Requirement:
Only some lines are wanted. Transcribe, exactly, the lines below from the line with "A convergence study" up to and including the line with "These are PBE".

(Provided data)
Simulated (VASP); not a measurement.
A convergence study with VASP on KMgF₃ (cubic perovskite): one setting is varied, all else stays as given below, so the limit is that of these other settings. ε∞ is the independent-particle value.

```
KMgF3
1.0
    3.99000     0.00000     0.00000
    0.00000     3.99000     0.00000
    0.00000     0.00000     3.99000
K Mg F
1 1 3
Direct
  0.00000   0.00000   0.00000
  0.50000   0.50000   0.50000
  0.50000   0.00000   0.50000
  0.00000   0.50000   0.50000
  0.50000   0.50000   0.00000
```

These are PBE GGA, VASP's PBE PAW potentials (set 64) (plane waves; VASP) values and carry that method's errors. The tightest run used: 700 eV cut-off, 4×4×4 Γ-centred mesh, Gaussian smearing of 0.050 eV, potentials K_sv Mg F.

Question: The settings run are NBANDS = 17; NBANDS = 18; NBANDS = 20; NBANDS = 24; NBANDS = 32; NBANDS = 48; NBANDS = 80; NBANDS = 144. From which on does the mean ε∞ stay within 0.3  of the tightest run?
(End Provided data)

Exercise result:
A convergence study with VASP on KMgF₃ (cubic perovskite): one setting is varied, all else stays as given below, so the limit is that of these other settings. ε∞ is the independent-particle value.

```
KMgF3
1.0
    3.99000     0.00000     0.00000
    0.00000     3.99000     0.00000
    0.00000     0.00000     3.99000
K Mg F
1 1 3
Direct
  0.00000   0.00000   0.00000
  0.50000   0.50000   0.50000
  0.50000   0.00000   0.50000
  0.00000   0.50000   0.50000
  0.50000   0.50000   0.00000
```

These are PBE GGA, VASP's PBE PAW potentials (set 64) (plane waves; VASP) values and carry that method's errors. The tightest run used: 700 eV cut-off, 4×4×4 Γ-centred mesh, Gaussian smearing of 0.050 eV, potentials K_sv Mg F.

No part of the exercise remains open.